◆ **ASSIGNMENT**
Keep to one stretch of the data below, the lines from the one with "structure is left?" up to and including the one with "short dynamics, relaxed).", and return that stretch exactly.

◆ **DATA EXCERPTS**
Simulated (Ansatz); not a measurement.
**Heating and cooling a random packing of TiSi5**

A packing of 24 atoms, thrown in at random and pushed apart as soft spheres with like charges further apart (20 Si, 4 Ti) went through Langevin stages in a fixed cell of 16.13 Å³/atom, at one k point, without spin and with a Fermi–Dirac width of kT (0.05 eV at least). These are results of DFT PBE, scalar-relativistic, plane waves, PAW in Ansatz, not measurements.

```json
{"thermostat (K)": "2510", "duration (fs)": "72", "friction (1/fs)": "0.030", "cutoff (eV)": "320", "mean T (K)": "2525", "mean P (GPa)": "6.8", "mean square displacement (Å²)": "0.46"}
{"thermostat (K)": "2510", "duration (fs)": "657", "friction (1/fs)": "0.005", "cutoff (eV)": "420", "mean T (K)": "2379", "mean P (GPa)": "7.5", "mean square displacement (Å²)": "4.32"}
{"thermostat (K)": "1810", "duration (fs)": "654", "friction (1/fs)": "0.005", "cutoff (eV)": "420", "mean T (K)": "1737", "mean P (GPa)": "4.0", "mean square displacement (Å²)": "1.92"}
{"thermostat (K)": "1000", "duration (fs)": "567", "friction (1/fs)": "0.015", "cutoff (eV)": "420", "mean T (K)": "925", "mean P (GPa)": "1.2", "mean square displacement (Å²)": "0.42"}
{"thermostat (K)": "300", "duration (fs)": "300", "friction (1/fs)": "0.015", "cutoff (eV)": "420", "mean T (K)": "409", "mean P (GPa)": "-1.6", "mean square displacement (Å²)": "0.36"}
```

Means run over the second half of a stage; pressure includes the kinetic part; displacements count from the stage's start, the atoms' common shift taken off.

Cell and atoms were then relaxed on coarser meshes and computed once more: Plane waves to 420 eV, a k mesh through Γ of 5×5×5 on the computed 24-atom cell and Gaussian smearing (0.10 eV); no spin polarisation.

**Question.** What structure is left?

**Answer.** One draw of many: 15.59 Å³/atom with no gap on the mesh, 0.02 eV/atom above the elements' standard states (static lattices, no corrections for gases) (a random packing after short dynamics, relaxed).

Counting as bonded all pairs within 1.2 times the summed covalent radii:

◆ **TASK SOLUTION**
**Question.** What structure is left?

**Answer.** One draw of many: 15.59 Å³/atom with no gap on the mesh, 0.02 eV/atom above the elements' standard states (static lattices, no corrections for gases) (a random packing after short dynamics, relaxed).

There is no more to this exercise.